When you reach the line with "Answer. C–H (1.09" in the listing below, transcribe it and each line after it up to and including the line with "C–Si (1.86 Å): the", exactly and with nothing else.

======== Supplied information ========
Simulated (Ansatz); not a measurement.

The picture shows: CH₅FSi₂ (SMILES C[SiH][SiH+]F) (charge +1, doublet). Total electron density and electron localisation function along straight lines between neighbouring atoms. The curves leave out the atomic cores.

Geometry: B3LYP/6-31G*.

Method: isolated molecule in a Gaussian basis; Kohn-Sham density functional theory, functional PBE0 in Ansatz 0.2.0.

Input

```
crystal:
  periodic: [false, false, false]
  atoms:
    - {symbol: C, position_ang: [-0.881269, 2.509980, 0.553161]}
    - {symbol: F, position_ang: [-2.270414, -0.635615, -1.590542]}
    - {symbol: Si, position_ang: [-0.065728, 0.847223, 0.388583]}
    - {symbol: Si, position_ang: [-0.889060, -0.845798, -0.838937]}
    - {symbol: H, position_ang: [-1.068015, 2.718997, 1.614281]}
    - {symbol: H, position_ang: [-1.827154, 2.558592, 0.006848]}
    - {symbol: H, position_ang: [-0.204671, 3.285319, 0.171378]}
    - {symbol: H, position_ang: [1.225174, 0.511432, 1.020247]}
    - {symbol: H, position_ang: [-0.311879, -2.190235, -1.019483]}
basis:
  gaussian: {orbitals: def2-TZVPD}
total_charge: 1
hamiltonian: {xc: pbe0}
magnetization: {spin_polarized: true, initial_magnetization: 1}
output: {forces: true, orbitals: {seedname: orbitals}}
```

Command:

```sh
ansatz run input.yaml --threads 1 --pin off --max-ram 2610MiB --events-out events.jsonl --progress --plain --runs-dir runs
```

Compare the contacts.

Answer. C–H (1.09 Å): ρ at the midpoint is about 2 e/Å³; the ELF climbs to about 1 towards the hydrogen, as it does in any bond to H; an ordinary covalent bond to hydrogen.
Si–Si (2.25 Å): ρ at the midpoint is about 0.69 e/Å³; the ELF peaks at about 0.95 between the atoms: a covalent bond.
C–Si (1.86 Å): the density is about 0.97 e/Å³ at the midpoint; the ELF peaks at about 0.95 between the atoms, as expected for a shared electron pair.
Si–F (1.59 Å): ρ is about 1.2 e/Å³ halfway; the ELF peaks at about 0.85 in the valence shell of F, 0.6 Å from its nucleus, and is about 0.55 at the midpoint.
========

#### Answer box:
Answer. C–H (1.09 Å): ρ at the midpoint is about 2 e/Å³; the ELF climbs to about 1 towards the hydrogen, as it does in any bond to H; an ordinary covalent bond to hydrogen.
Si–Si (2.25 Å): ρ at the midpoint is about 0.69 e/Å³; the ELF peaks at about 0.95 between the atoms: a covalent bond.
C–Si (1.86 Å): the density is about 0.97 e/Å³ at the midpoint; the ELF peaks at about 0.95 between the atoms, as expected for a shared electron pair.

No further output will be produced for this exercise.